Look through the data below and extract, unchanged, the lines from the one that contains "Energy and stress" to the one that contains "How do energy", both included.

[Entries provided — start]

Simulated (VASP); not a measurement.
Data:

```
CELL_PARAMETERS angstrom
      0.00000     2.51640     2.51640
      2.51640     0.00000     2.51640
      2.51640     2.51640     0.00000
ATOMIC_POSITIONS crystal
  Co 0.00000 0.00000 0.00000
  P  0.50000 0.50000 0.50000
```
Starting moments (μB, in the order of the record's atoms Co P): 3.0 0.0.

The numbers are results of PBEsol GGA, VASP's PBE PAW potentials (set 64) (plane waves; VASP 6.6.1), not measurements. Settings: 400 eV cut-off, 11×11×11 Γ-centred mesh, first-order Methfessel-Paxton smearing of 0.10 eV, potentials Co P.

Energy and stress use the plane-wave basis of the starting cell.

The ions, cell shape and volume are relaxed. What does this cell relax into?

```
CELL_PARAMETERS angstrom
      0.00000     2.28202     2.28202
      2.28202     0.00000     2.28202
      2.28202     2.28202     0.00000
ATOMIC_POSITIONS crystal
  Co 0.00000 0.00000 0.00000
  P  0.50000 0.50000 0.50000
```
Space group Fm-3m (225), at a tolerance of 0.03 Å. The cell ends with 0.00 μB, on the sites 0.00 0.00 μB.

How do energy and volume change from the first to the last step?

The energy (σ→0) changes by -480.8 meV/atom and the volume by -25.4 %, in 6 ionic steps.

[Entries provided — finish]

• [Answer area]:
Energy and stress use the plane-wave basis of the starting cell.

The ions, cell shape and volume are relaxed. What does this cell relax into?

```
CELL_PARAMETERS angstrom
      0.00000     2.28202     2.28202
      2.28202     0.00000     2.28202
      2.28202     2.28202     0.00000
ATOMIC_POSITIONS crystal
  Co 0.00000 0.00000 0.00000
  P  0.50000 0.50000 0.50000
```
Space group Fm-3m (225), at a tolerance of 0.03 Å. The cell ends with 0.00 μB, on the sites 0.00 0.00 μB.

How do energy and volume change from the first to the last step?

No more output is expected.